> RECORDED INFORMATION:
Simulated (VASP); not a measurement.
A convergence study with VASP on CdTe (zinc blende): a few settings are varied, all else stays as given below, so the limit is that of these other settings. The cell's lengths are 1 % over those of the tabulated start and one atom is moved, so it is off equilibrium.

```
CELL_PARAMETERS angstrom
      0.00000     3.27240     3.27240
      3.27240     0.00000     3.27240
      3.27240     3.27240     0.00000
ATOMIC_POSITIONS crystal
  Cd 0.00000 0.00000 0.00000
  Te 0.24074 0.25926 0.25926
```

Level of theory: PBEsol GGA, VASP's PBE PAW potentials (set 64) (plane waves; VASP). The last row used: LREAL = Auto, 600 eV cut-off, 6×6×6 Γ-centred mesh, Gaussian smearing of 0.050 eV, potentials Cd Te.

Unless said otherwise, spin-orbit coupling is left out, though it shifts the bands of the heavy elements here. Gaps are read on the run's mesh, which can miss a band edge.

> TASK ITEM: All of the records must be retyped exactly as they are.

> TASK RESULT:
Simulated (VASP); not a measurement.
A convergence study with VASP on CdTe (zinc blende): a few settings are varied, all else stays as given below, so the limit is that of these other settings. The cell's lengths are 1 % over those of the tabulated start and one atom is moved, so it is off equilibrium.

```
CELL_PARAMETERS angstrom
      0.00000     3.27240     3.27240
      3.27240     0.00000     3.27240
      3.27240     3.27240     0.00000
ATOMIC_POSITIONS crystal
  Cd 0.00000 0.00000 0.00000
  Te 0.24074 0.25926 0.25926
```

Level of theory: PBEsol GGA, VASP's PBE PAW potentials (set 64) (plane waves; VASP). The last row used: LREAL = Auto, 600 eV cut-off, 6×6×6 Γ-centred mesh, Gaussian smearing of 0.050 eV, potentials Cd Te.

Unless said otherwise, spin-orbit coupling is left out, though it shifts the bands of the heavy elements here. Gaps are read on the run's mesh, which can miss a band edge.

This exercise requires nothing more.